*TASK ITEM*: Each of the records that follow needs an exact reproduction.

(SOURCE MATERIAL begins)
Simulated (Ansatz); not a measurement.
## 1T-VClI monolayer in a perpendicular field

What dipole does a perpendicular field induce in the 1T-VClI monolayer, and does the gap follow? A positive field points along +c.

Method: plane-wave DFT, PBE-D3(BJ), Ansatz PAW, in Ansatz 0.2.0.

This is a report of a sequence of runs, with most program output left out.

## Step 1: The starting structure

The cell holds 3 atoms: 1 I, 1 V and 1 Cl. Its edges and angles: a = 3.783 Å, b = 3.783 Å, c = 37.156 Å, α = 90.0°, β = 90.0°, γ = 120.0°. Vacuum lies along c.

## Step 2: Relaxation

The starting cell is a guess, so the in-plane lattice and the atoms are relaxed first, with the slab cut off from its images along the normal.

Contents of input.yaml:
(SOURCE MATERIAL ends)

*ANSWER SPACE*:
Simulated (Ansatz); not a measurement.
## 1T-VClI monolayer in a perpendicular field

What dipole does a perpendicular field induce in the 1T-VClI monolayer, and does the gap follow? A positive field points along +c.

Method: plane-wave DFT, PBE-D3(BJ), Ansatz PAW, in Ansatz 0.2.0.

This is a report of a sequence of runs, with most program output left out.

## Step 1: The starting structure

The cell holds 3 atoms: 1 I, 1 V and 1 Cl. Its edges and angles: a = 3.783 Å, b = 3.783 Å, c = 37.156 Å, α = 90.0°, β = 90.0°, γ = 120.0°. Vacuum lies along c.

## Step 2: Relaxation

The starting cell is a guess, so the in-plane lattice and the atoms are relaxed first, with the slab cut off from its images along the normal.

Contents of input.yaml:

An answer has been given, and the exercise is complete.